- **Information shown**:
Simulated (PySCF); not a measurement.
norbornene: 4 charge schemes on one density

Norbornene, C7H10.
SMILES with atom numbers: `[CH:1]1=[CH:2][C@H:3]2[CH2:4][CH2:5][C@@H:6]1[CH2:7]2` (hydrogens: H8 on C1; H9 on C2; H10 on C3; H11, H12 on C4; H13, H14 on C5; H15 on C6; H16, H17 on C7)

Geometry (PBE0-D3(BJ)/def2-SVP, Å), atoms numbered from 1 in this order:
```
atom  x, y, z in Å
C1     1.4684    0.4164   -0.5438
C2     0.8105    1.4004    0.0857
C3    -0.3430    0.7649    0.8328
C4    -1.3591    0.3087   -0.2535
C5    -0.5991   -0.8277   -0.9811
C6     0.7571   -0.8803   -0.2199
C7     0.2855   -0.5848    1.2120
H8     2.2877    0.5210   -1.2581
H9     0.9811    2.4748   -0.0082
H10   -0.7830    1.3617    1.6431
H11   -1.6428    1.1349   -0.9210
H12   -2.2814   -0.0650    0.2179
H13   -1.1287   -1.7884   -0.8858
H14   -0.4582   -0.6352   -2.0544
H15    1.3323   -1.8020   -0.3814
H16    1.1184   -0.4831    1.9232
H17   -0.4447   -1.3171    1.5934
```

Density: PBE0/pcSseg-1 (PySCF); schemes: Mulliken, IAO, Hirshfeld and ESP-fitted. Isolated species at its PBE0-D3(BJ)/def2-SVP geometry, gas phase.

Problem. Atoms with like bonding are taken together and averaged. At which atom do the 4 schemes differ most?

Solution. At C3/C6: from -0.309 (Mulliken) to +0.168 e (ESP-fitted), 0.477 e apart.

- **Assignment**: Print out the complete data above, character for character.

- **Your response**:
Simulated (PySCF); not a measurement.
norbornene: 4 charge schemes on one density

Norbornene, C7H10.
SMILES with atom numbers: `[CH:1]1=[CH:2][C@H:3]2[CH2:4][CH2:5][C@@H:6]1[CH2:7]2` (hydrogens: H8 on C1; H9 on C2; H10 on C3; H11, H12 on C4; H13, H14 on C5; H15 on C6; H16, H17 on C7)

Geometry (PBE0-D3(BJ)/def2-SVP, Å), atoms numbered from 1 in this order:
```
atom  x, y, z in Å
C1     1.4684    0.4164   -0.5438
C2     0.8105    1.4004    0.0857
C3    -0.3430    0.7649    0.8328
C4    -1.3591    0.3087   -0.2535
C5    -0.5991   -0.8277   -0.9811
C6     0.7571   -0.8803   -0.2199
C7     0.2855   -0.5848    1.2120
H8     2.2877    0.5210   -1.2581
H9     0.9811    2.4748   -0.0082
H10   -0.7830    1.3617    1.6431
H11   -1.6428    1.1349   -0.9210
H12   -2.2814   -0.0650    0.2179
H13   -1.1287   -1.7884   -0.8858
H14   -0.4582   -0.6352   -2.0544
H15    1.3323   -1.8020   -0.3814
H16    1.1184   -0.4831    1.9232
H17   -0.4447   -1.3171    1.5934
```

Density: PBE0/pcSseg-1 (PySCF); schemes: Mulliken, IAO, Hirshfeld and ESP-fitted. Isolated species at its PBE0-D3(BJ)/def2-SVP geometry, gas phase.

Problem. Atoms with like bonding are taken together and averaged. At which atom do the 4 schemes differ most?

Solution. At C3/C6: from -0.309 (Mulliken) to +0.168 e (ESP-fitted), 0.477 e apart.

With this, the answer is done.